◆ Assignment
Transcribe all of the entries, matching each one exactly.

········

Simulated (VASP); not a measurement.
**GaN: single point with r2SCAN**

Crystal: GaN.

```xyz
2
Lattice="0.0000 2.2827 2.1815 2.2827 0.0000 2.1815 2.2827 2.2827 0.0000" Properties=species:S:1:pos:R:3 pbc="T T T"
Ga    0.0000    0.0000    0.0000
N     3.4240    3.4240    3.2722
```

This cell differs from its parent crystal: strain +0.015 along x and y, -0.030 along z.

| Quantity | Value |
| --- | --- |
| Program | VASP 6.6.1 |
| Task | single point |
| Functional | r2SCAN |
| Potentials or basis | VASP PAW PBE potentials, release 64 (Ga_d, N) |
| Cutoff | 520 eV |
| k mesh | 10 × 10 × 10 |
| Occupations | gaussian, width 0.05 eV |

········

◆ Written reply
Simulated (VASP); not a measurement.
**GaN: single point with r2SCAN**

Crystal: GaN.

```xyz
2
Lattice="0.0000 2.2827 2.1815 2.2827 0.0000 2.1815 2.2827 2.2827 0.0000" Properties=species:S:1:pos:R:3 pbc="T T T"
Ga    0.0000    0.0000    0.0000
N     3.4240    3.4240    3.2722
```

This cell differs from its parent crystal: strain +0.015 along x and y, -0.030 along z.

| Quantity | Value |
| --- | --- |
| Program | VASP 6.6.1 |
| Task | single point |
| Functional | r2SCAN |
| Potentials or basis | VASP PAW PBE potentials, release 64 (Ga_d, N) |
| Cutoff | 520 eV |
| k mesh | 10 × 10 × 10 |
| Occupations | gaussian, width 0.05 eV |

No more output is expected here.